Activity
From the entries below, retype only the lines from the one with "(1) Predict the band gap on the k mesh." through the one with "(2) -8.2 GPa.", exactly as written.

Recorded data
········
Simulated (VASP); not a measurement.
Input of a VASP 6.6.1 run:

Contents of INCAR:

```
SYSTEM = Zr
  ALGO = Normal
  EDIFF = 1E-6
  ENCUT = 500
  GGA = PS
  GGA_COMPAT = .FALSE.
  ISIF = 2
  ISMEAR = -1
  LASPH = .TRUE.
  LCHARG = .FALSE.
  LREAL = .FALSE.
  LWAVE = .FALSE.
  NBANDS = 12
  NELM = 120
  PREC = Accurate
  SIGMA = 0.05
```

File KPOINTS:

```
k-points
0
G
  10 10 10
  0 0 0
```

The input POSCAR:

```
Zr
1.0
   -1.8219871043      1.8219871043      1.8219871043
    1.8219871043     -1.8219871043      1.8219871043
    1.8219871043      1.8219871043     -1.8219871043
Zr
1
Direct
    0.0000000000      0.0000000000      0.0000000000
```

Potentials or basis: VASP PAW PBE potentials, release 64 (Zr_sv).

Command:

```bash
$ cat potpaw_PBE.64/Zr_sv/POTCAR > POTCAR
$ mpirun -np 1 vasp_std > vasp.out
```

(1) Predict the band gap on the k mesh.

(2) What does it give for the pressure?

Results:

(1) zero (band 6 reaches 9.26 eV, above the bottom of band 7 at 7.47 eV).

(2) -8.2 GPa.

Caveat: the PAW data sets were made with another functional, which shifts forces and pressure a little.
········

Written answer
(1) Predict the band gap on the k mesh.

(2) What does it give for the pressure?

Results:

(1) zero (band 6 reaches 9.26 eV, above the bottom of band 7 at 7.47 eV).

(2) -8.2 GPa.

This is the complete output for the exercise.